MATERIAL SHOWN »
════

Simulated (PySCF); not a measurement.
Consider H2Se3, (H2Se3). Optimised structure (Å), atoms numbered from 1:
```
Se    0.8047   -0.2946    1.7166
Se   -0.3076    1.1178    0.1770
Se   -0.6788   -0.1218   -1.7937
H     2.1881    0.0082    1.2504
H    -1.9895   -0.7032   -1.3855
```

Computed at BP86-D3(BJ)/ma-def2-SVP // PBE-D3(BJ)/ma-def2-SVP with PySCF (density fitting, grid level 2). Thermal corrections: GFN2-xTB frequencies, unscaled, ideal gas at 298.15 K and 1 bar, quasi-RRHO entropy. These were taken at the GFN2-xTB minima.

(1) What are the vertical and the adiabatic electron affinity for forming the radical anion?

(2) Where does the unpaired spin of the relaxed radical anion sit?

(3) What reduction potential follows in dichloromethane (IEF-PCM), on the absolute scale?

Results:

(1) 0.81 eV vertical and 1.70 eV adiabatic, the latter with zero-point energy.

════

Repeat each of the entries above precisely as given.

YOUR RESPONSE »
Simulated (PySCF); not a measurement.
Consider H2Se3, (H2Se3). Optimised structure (Å), atoms numbered from 1:
```
Se    0.8047   -0.2946    1.7166
Se   -0.3076    1.1178    0.1770
Se   -0.6788   -0.1218   -1.7937
H     2.1881    0.0082    1.2504
H    -1.9895   -0.7032   -1.3855
```

Computed at BP86-D3(BJ)/ma-def2-SVP // PBE-D3(BJ)/ma-def2-SVP with PySCF (density fitting, grid level 2). Thermal corrections: GFN2-xTB frequencies, unscaled, ideal gas at 298.15 K and 1 bar, quasi-RRHO entropy. These were taken at the GFN2-xTB minima.

(1) What are the vertical and the adiabatic electron affinity for forming the radical anion?

(2) Where does the unpaired spin of the relaxed radical anion sit?

(3) What reduction potential follows in dichloromethane (IEF-PCM), on the absolute scale?

Results:

(1) 0.81 eV vertical and 1.70 eV adiabatic, the latter with zero-point energy.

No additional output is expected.